Would you quote the material below from its first line through the line containing "Computed with DFT", exactly and with both ends included?

+---+

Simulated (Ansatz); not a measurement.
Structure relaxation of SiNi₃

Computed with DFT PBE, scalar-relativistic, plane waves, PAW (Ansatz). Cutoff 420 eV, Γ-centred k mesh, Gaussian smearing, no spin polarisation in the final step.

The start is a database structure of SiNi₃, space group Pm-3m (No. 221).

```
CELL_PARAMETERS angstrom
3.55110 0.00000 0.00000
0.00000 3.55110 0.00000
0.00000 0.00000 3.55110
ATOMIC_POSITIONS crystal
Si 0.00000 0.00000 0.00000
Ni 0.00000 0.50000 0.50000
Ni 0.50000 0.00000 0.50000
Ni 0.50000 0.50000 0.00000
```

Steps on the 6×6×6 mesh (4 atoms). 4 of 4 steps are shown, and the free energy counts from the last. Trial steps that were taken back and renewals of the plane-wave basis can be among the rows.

+---+

Task result ->
Simulated (Ansatz); not a measurement.
Structure relaxation of SiNi₃

Computed with DFT PBE, scalar-relativistic, plane waves, PAW (Ansatz). Cutoff 420 eV, Γ-centred k mesh, Gaussian smearing, no spin polarisation in the final step.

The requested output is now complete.